[Opening Data to examine section]

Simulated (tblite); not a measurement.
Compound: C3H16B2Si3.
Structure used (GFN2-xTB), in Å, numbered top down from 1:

[Closing Data to examine section]

▶ [Required action]:
The full listing above should be retyped without any alteration.

▶ [Exercise solution]:
Simulated (tblite); not a measurement.
Compound: C3H16B2Si3.
Structure used (GFN2-xTB), in Å, numbered top down from 1:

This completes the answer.